→ Supplied information:
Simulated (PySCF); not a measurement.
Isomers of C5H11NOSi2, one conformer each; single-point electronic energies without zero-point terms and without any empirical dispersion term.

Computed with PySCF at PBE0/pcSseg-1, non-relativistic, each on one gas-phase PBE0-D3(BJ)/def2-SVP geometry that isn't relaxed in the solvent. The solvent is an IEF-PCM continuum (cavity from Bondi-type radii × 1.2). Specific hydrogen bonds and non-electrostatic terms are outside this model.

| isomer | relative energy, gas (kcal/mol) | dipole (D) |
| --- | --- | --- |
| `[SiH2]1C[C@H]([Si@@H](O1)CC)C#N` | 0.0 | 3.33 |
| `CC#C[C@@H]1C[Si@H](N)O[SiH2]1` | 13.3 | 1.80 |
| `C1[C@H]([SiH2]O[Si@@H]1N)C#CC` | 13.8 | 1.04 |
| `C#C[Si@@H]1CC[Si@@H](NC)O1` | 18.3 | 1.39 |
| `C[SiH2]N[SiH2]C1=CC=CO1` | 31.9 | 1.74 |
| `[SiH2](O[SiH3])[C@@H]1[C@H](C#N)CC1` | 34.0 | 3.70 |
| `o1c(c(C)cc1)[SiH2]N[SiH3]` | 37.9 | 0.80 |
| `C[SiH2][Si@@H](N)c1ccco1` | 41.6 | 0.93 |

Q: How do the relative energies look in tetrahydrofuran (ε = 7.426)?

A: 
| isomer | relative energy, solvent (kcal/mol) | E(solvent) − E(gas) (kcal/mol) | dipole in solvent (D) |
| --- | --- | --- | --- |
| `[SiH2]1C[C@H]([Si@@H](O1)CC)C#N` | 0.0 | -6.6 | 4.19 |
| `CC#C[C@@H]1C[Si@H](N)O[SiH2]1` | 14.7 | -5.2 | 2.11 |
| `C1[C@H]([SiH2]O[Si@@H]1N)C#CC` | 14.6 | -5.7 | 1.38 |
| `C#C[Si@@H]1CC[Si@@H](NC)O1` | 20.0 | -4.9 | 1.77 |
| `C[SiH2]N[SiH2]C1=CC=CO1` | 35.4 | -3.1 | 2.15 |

→ Work order: Restate, word for word and with nothing added, the lines from the first line of the listing through the one where "-4.9 | 1.77 |" stands.

→ Response box:
Simulated (PySCF); not a measurement.
Isomers of C5H11NOSi2, one conformer each; single-point electronic energies without zero-point terms and without any empirical dispersion term.

Computed with PySCF at PBE0/pcSseg-1, non-relativistic, each on one gas-phase PBE0-D3(BJ)/def2-SVP geometry that isn't relaxed in the solvent. The solvent is an IEF-PCM continuum (cavity from Bondi-type radii × 1.2). Specific hydrogen bonds and non-electrostatic terms are outside this model.

| isomer | relative energy, gas (kcal/mol) | dipole (D) |
| --- | --- | --- |
| `[SiH2]1C[C@H]([Si@@H](O1)CC)C#N` | 0.0 | 3.33 |
| `CC#C[C@@H]1C[Si@H](N)O[SiH2]1` | 13.3 | 1.80 |
| `C1[C@H]([SiH2]O[Si@@H]1N)C#CC` | 13.8 | 1.04 |
| `C#C[Si@@H]1CC[Si@@H](NC)O1` | 18.3 | 1.39 |
| `C[SiH2]N[SiH2]C1=CC=CO1` | 31.9 | 1.74 |
| `[SiH2](O[SiH3])[C@@H]1[C@H](C#N)CC1` | 34.0 | 3.70 |
| `o1c(c(C)cc1)[SiH2]N[SiH3]` | 37.9 | 0.80 |
| `C[SiH2][Si@@H](N)c1ccco1` | 41.6 | 0.93 |

Q: How do the relative energies look in tetrahydrofuran (ε = 7.426)?

A: 
| isomer | relative energy, solvent (kcal/mol) | E(solvent) − E(gas) (kcal/mol) | dipole in solvent (D) |
| --- | --- | --- | --- |
| `[SiH2]1C[C@H]([Si@@H](O1)CC)C#N` | 0.0 | -6.6 | 4.19 |
| `CC#C[C@@H]1C[Si@H](N)O[SiH2]1` | 14.7 | -5.2 | 2.11 |
| `C1[C@H]([SiH2]O[Si@@H]1N)C#CC` | 14.6 | -5.7 | 1.38 |
| `C#C[Si@@H]1CC[Si@@H](NC)O1` | 20.0 | -4.9 | 1.77 |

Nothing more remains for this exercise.